_Task item_.
The records below are to be written out again, exactly as they appear.

┌─ Supplied information
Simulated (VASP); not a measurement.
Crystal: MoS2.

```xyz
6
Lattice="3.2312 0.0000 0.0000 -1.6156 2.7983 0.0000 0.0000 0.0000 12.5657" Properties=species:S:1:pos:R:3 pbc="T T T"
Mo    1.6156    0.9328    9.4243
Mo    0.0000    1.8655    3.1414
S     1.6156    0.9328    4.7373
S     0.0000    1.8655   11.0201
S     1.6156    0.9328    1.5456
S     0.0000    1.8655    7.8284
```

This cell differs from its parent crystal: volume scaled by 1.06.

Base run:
└─

_Your solution_.
Simulated (VASP); not a measurement.
Crystal: MoS2.

```xyz
6
Lattice="3.2312 0.0000 0.0000 -1.6156 2.7983 0.0000 0.0000 0.0000 12.5657" Properties=species:S:1:pos:R:3 pbc="T T T"
Mo    1.6156    0.9328    9.4243
Mo    0.0000    1.8655    3.1414
S     1.6156    0.9328    4.7373
S     0.0000    1.8655   11.0201
S     1.6156    0.9328    1.5456
S     0.0000    1.8655    7.8284
```

This cell differs from its parent crystal: volume scaled by 1.06.

Base run:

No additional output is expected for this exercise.